**ASSIGNED TASK:** Beginning with the first line, please return the entries exactly through the line that contains "Cutoff | 520 eV |", and leave out all later lines.

#####

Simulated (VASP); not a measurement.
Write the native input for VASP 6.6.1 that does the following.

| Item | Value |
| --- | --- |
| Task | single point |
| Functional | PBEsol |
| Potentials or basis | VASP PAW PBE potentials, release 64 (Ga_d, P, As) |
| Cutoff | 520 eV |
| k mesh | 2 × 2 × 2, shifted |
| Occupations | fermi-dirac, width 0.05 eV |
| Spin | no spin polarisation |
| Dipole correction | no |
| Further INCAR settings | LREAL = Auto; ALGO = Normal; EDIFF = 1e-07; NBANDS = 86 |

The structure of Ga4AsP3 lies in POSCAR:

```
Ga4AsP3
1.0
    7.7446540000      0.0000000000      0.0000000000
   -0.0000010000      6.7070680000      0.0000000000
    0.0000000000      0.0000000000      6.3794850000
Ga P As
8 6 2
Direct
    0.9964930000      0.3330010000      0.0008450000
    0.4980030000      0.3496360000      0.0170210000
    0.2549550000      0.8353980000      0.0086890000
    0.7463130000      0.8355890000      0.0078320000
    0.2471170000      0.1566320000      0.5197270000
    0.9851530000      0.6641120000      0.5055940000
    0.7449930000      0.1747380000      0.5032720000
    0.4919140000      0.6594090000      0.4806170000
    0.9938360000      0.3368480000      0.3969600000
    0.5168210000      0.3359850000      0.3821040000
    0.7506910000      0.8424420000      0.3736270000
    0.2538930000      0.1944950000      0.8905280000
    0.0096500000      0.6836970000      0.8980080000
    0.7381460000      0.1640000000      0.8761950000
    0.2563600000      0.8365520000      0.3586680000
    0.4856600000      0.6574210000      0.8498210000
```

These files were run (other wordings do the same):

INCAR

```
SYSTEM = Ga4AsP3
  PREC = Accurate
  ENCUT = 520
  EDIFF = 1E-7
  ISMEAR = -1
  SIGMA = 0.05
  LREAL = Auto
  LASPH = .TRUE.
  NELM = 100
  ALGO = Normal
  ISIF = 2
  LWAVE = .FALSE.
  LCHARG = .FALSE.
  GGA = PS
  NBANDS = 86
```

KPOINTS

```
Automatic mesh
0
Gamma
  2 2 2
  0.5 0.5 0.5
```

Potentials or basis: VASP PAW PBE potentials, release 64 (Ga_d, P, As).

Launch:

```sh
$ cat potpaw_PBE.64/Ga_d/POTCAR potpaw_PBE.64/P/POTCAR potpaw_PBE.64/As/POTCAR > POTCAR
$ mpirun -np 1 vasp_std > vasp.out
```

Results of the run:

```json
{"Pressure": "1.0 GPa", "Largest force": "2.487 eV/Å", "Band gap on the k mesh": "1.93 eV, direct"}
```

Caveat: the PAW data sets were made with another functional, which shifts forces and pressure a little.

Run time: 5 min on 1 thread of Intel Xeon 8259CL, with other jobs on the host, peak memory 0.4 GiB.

#####

**PROBLEM SOLUTION:**
Simulated (VASP); not a measurement.
Write the native input for VASP 6.6.1 that does the following.

| Item | Value |
| --- | --- |
| Task | single point |
| Functional | PBEsol |
| Potentials or basis | VASP PAW PBE potentials, release 64 (Ga_d, P, As) |
| Cutoff | 520 eV |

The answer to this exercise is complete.